== Segment start ==

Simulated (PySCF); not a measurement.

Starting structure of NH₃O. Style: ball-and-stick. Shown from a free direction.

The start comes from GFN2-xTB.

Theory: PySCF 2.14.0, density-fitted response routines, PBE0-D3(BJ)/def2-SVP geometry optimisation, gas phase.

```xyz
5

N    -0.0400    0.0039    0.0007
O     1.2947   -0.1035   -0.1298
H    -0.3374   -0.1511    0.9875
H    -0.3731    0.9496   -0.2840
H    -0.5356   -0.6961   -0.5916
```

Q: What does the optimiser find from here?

== Segment end ==

WORK ORDER
Please write out the whole listing once more, exactly.

PROBLEM SOLUTION
Simulated (PySCF); not a measurement.

Starting structure of NH₃O. Style: ball-and-stick. Shown from a free direction.

The start comes from GFN2-xTB.

Theory: PySCF 2.14.0, density-fitted response routines, PBE0-D3(BJ)/def2-SVP geometry optimisation, gas phase.

```xyz
5

N    -0.0400    0.0039    0.0007
O     1.2947   -0.1035   -0.1298
H    -0.3374   -0.1511    0.9875
H    -0.3731    0.9496   -0.2840
H    -0.5356   -0.6961   -0.5916
```

Q: What does the optimiser find from here?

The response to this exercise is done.